## Stored data
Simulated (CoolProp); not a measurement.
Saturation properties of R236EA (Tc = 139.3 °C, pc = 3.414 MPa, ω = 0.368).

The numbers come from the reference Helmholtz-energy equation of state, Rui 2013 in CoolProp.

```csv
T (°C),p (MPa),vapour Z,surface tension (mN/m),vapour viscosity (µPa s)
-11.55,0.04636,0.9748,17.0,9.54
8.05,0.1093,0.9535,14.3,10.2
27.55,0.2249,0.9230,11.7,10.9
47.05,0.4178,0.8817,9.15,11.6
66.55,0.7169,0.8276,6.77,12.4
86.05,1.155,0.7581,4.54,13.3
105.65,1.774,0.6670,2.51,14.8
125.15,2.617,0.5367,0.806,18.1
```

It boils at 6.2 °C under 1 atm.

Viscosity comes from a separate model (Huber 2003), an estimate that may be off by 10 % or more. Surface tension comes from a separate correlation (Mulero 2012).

## Task item
Copy only this part of the entries above: the line with "The numbers come", the line with "It boils at 6.2 °C under 1 atm.", and the lines between, all exactly as written.

## Task result
The numbers come from the reference Helmholtz-energy equation of state, Rui 2013 in CoolProp.

```csv
T (°C),p (MPa),vapour Z,surface tension (mN/m),vapour viscosity (µPa s)
-11.55,0.04636,0.9748,17.0,9.54
8.05,0.1093,0.9535,14.3,10.2
27.55,0.2249,0.9230,11.7,10.9
47.05,0.4178,0.8817,9.15,11.6
66.55,0.7169,0.8276,6.77,12.4
86.05,1.155,0.7581,4.54,13.3
105.65,1.774,0.6670,2.51,14.8
125.15,2.617,0.5367,0.806,18.1
```

It boils at 6.2 °C under 1 atm.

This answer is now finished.